→ **Required action**: Each record must be retyped in full. No character may differ.

→ **Available data**:
::::::

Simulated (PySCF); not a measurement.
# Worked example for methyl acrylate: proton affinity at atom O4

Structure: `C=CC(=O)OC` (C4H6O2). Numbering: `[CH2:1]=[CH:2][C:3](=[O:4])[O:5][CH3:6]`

::::::

→ **Answer space**:
Simulated (PySCF); not a measurement.
# Worked example for methyl acrylate: proton affinity at atom O4

Structure: `C=CC(=O)OC` (C4H6O2). Numbering: `[CH2:1]=[CH:2][C:3](=[O:4])[O:5][CH3:6]`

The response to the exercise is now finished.